# Work instruction
Copy the records out again in full, keeping them identical.

══ Data extracts ══

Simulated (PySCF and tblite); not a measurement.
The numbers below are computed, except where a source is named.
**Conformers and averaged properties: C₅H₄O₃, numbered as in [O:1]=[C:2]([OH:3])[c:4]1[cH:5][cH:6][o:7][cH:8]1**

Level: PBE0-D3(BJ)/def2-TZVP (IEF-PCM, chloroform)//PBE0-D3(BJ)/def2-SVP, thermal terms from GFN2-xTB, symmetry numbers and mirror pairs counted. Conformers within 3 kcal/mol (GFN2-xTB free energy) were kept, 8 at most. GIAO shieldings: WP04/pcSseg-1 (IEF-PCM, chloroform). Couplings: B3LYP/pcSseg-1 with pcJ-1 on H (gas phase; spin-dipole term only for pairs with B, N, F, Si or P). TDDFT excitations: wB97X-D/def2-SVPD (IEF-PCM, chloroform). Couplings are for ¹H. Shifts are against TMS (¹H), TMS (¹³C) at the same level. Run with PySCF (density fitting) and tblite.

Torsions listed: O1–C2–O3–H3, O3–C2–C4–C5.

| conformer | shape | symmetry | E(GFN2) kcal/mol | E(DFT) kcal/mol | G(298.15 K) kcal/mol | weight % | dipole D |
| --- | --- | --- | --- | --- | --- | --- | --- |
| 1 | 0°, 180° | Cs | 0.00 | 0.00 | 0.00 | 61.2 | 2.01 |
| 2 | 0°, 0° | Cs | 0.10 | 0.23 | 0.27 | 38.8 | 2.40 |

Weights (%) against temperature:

═══

# Your solution
Simulated (PySCF and tblite); not a measurement.
The numbers below are computed, except where a source is named.
**Conformers and averaged properties: C₅H₄O₃, numbered as in [O:1]=[C:2]([OH:3])[c:4]1[cH:5][cH:6][o:7][cH:8]1**

Level: PBE0-D3(BJ)/def2-TZVP (IEF-PCM, chloroform)//PBE0-D3(BJ)/def2-SVP, thermal terms from GFN2-xTB, symmetry numbers and mirror pairs counted. Conformers within 3 kcal/mol (GFN2-xTB free energy) were kept, 8 at most. GIAO shieldings: WP04/pcSseg-1 (IEF-PCM, chloroform). Couplings: B3LYP/pcSseg-1 with pcJ-1 on H (gas phase; spin-dipole term only for pairs with B, N, F, Si or P). TDDFT excitations: wB97X-D/def2-SVPD (IEF-PCM, chloroform). Couplings are for ¹H. Shifts are against TMS (¹H), TMS (¹³C) at the same level. Run with PySCF (density fitting) and tblite.

Torsions listed: O1–C2–O3–H3, O3–C2–C4–C5.

| conformer | shape | symmetry | E(GFN2) kcal/mol | E(DFT) kcal/mol | G(298.15 K) kcal/mol | weight % | dipole D |
| --- | --- | --- | --- | --- | --- | --- | --- |
| 1 | 0°, 180° | Cs | 0.00 | 0.00 | 0.00 | 61.2 | 2.01 |
| 2 | 0°, 0° | Cs | 0.10 | 0.23 | 0.27 | 38.8 | 2.40 |

Weights (%) against temperature:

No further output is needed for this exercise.